# Extracted records:
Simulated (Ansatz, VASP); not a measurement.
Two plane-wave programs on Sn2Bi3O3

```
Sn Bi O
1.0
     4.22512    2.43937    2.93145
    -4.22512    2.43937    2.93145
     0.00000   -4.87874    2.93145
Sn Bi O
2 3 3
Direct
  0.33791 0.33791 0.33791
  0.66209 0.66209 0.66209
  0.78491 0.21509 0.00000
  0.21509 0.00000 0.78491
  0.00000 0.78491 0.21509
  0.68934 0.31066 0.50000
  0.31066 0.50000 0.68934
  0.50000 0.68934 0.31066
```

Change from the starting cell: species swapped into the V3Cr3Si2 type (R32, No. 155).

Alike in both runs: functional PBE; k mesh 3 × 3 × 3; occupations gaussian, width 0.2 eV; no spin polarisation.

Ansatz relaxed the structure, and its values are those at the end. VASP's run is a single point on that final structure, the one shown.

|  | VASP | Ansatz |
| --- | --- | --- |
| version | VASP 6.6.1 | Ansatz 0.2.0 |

# Task item:
Take the lines from the first line of the listing to the line containing "Change from the". Please print them exactly, ends included, with nothing else.

# Task response:
Simulated (Ansatz, VASP); not a measurement.
Two plane-wave programs on Sn2Bi3O3

```
Sn Bi O
1.0
     4.22512    2.43937    2.93145
    -4.22512    2.43937    2.93145
     0.00000   -4.87874    2.93145
Sn Bi O
2 3 3
Direct
  0.33791 0.33791 0.33791
  0.66209 0.66209 0.66209
  0.78491 0.21509 0.00000
  0.21509 0.00000 0.78491
  0.00000 0.78491 0.21509
  0.68934 0.31066 0.50000
  0.31066 0.50000 0.68934
  0.50000 0.68934 0.31066
```

Change from the starting cell: species swapped into the V3Cr3Si2 type (R32, No. 155).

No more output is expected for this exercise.